= WORK REQUEST =
Please repeat the listing exactly, starting at its first line and stopping after the line that contains "### Step 1. Set-up".

= DATA FOR REVIEW =
★ ★ ★ ★

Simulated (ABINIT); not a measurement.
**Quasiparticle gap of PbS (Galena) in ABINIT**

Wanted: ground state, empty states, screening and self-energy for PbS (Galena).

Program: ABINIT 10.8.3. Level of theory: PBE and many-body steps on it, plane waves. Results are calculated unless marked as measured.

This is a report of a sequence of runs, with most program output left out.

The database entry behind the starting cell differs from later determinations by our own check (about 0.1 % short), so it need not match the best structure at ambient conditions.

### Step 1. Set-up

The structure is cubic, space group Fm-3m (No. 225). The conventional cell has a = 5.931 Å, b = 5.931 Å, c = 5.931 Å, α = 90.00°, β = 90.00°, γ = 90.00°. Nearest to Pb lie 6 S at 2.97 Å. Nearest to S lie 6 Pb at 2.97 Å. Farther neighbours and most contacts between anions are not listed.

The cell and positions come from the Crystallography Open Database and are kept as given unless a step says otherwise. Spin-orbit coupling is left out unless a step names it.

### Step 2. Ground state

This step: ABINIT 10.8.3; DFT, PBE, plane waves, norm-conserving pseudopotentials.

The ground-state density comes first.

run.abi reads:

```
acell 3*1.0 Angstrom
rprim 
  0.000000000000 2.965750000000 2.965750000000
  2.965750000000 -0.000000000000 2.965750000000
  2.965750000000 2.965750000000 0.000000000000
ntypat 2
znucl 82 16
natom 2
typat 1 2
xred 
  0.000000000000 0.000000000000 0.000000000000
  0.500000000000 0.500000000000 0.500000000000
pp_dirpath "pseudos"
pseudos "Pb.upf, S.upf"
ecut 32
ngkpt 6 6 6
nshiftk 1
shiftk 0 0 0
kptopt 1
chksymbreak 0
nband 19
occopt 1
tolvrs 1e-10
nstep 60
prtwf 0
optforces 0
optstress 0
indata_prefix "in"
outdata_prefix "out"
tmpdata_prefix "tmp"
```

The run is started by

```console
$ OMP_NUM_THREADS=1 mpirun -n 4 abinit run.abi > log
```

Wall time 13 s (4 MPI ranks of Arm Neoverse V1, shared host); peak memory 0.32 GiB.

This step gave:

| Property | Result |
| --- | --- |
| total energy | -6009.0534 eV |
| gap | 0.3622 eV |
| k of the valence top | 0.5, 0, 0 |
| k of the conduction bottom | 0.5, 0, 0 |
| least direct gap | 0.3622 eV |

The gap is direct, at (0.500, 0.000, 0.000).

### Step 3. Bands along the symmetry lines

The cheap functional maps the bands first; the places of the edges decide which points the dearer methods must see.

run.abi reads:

★ ★ ★ ★

= WRITTEN SOLUTION =
Simulated (ABINIT); not a measurement.
**Quasiparticle gap of PbS (Galena) in ABINIT**

Wanted: ground state, empty states, screening and self-energy for PbS (Galena).

Program: ABINIT 10.8.3. Level of theory: PBE and many-body steps on it, plane waves. Results are calculated unless marked as measured.

This is a report of a sequence of runs, with most program output left out.

The database entry behind the starting cell differs from later determinations by our own check (about 0.1 % short), so it need not match the best structure at ambient conditions.

### Step 1. Set-up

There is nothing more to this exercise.